* **Work order**
The lines to extract run from the first line of the entries through the line that contains "H20, H21 on C9)"; reproduce exactly those lines and no others.

[Start of section]

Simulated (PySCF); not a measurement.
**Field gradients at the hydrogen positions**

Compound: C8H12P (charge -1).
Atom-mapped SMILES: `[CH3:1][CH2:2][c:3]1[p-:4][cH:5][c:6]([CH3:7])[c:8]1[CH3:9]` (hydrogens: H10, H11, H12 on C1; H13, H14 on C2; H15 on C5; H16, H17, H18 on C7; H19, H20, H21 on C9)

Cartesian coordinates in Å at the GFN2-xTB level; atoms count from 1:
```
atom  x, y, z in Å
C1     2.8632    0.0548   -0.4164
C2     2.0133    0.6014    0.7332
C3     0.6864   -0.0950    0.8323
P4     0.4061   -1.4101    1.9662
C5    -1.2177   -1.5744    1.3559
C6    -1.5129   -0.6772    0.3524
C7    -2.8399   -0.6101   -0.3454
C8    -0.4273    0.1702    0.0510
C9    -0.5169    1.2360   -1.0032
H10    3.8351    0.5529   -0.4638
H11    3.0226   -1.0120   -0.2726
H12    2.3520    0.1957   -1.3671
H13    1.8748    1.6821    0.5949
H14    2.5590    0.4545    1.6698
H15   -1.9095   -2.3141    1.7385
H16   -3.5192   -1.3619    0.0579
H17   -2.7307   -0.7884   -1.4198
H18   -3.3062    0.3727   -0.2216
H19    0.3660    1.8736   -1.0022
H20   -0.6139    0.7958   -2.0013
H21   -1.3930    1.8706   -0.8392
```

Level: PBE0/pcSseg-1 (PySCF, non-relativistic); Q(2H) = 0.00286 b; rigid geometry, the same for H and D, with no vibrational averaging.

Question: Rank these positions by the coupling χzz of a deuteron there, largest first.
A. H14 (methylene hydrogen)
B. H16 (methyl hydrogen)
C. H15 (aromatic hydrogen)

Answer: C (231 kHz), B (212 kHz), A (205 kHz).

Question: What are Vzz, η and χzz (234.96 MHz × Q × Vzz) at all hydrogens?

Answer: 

[End of section]

* **Answer space**
Simulated (PySCF); not a measurement.
**Field gradients at the hydrogen positions**

Compound: C8H12P (charge -1).
Atom-mapped SMILES: `[CH3:1][CH2:2][c:3]1[p-:4][cH:5][c:6]([CH3:7])[c:8]1[CH3:9]` (hydrogens: H10, H11, H12 on C1; H13, H14 on C2; H15 on C5; H16, H17, H18 on C7; H19, H20, H21 on C9)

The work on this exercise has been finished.